RECORD EXCERPTS section start

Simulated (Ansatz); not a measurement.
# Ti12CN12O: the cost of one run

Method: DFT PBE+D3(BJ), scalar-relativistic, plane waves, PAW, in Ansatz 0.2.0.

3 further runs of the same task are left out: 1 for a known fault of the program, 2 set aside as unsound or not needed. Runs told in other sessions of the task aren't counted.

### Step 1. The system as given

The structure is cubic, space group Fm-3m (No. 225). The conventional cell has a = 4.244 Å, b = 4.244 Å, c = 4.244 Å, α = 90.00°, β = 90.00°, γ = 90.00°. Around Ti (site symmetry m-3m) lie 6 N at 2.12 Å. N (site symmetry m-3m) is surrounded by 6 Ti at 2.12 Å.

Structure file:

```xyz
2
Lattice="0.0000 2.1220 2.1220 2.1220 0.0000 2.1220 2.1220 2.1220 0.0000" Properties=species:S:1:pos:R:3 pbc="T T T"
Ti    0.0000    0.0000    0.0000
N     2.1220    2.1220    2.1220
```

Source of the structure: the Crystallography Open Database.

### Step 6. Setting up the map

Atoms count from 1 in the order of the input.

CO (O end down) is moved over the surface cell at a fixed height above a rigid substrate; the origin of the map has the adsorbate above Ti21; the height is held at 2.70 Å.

RECORD EXCERPTS section end

EXERCISE> Copy every line of the data above exactly.

EXERCISE ANSWER>
Simulated (Ansatz); not a measurement.
# Ti12CN12O: the cost of one run

Method: DFT PBE+D3(BJ), scalar-relativistic, plane waves, PAW, in Ansatz 0.2.0.

3 further runs of the same task are left out: 1 for a known fault of the program, 2 set aside as unsound or not needed. Runs told in other sessions of the task aren't counted.

### Step 1. The system as given

The structure is cubic, space group Fm-3m (No. 225). The conventional cell has a = 4.244 Å, b = 4.244 Å, c = 4.244 Å, α = 90.00°, β = 90.00°, γ = 90.00°. Around Ti (site symmetry m-3m) lie 6 N at 2.12 Å. N (site symmetry m-3m) is surrounded by 6 Ti at 2.12 Å.

Structure file:

```xyz
2
Lattice="0.0000 2.1220 2.1220 2.1220 0.0000 2.1220 2.1220 2.1220 0.0000" Properties=species:S:1:pos:R:3 pbc="T T T"
Ti    0.0000    0.0000    0.0000
N     2.1220    2.1220    2.1220
```

Source of the structure: the Crystallography Open Database.

### Step 6. Setting up the map

Atoms count from 1 in the order of the input.

CO (O end down) is moved over the surface cell at a fixed height above a rigid substrate; the origin of the map has the adsorbate above Ti21; the height is held at 2.70 Å.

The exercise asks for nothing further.